§

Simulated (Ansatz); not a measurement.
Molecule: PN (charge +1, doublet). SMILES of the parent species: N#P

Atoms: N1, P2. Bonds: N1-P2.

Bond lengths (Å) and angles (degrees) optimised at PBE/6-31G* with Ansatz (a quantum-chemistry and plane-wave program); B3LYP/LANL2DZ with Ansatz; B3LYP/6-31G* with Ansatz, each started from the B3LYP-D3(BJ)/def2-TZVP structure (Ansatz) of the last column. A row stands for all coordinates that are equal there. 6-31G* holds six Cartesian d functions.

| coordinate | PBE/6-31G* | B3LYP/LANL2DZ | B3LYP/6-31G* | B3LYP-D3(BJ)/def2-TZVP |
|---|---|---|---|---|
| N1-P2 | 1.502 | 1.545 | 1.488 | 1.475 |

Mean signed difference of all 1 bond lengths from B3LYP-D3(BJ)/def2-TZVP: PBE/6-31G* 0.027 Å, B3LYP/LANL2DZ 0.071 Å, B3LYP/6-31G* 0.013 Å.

§

> [Task item] Give back the records above exactly, limited to the lines between the one holding "Atoms: N1, P2. Bonds: N1-P2." and the one holding "1.488 | 1.475 |", inclusive.

> [Problem solution]
Atoms: N1, P2. Bonds: N1-P2.

Bond lengths (Å) and angles (degrees) optimised at PBE/6-31G* with Ansatz (a quantum-chemistry and plane-wave program); B3LYP/LANL2DZ with Ansatz; B3LYP/6-31G* with Ansatz, each started from the B3LYP-D3(BJ)/def2-TZVP structure (Ansatz) of the last column. A row stands for all coordinates that are equal there. 6-31G* holds six Cartesian d functions.

| coordinate | PBE/6-31G* | B3LYP/LANL2DZ | B3LYP/6-31G* | B3LYP-D3(BJ)/def2-TZVP |
|---|---|---|---|---|
| N1-P2 | 1.502 | 1.545 | 1.488 | 1.475 |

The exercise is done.